(Source material):
= Beginning of Section =

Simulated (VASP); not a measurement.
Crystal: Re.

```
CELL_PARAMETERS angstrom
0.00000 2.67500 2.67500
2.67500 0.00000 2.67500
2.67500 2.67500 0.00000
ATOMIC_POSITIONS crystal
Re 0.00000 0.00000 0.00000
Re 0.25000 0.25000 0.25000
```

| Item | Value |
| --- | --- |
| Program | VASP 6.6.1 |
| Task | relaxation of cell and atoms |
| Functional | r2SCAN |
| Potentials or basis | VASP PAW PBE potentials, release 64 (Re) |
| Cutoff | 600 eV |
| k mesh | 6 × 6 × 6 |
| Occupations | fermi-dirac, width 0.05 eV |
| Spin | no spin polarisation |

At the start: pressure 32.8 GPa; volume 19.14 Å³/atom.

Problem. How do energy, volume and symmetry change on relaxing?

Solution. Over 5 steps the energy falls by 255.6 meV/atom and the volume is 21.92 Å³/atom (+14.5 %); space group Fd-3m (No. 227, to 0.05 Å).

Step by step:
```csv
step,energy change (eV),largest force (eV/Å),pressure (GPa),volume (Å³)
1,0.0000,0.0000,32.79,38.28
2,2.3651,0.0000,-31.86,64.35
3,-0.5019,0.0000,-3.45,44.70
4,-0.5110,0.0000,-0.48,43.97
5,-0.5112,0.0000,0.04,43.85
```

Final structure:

= End of Section =

(Work request):
Could you restate, word for word, the lines above from the one with "Cutoff | 600 eV |" to the one with "Problem. How do", both included?

(Your response):
| Cutoff | 600 eV |
| k mesh | 6 × 6 × 6 |
| Occupations | fermi-dirac, width 0.05 eV |
| Spin | no spin polarisation |

At the start: pressure 32.8 GPa; volume 19.14 Å³/atom.

Problem. How do energy, volume and symmetry change on relaxing?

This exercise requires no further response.